> **GIVEN RECORDS**:
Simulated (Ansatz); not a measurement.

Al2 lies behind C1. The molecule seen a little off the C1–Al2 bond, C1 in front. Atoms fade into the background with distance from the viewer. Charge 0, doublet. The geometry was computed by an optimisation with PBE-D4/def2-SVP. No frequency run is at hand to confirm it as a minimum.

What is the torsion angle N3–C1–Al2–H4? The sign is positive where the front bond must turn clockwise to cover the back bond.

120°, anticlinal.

> **WORK ORDER**: Begin with the line that has "Al2 lies behind" in the listing above and end after the line that has "What is the"; output those lines exactly.

> **RESPONSE AREA**:
Al2 lies behind C1. The molecule seen a little off the C1–Al2 bond, C1 in front. Atoms fade into the background with distance from the viewer. Charge 0, doublet. The geometry was computed by an optimisation with PBE-D4/def2-SVP. No frequency run is at hand to confirm it as a minimum.

What is the torsion angle N3–C1–Al2–H4? The sign is positive where the front bond must turn clockwise to cover the back bond.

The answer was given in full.